▸ BRIEF: Every record has to be written out exactly, with no line missing.

******

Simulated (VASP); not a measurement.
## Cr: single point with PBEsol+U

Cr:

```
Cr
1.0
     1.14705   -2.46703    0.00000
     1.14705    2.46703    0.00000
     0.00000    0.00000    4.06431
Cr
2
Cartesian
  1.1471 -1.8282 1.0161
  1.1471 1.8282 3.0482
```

******

▸ YOUR RESPONSE:
Simulated (VASP); not a measurement.
## Cr: single point with PBEsol+U

Cr:

```
Cr
1.0
     1.14705   -2.46703    0.00000
     1.14705    2.46703    0.00000
     0.00000    0.00000    4.06431
Cr
2
Cartesian
  1.1471 -1.8282 1.0161
  1.1471 1.8282 3.0482
```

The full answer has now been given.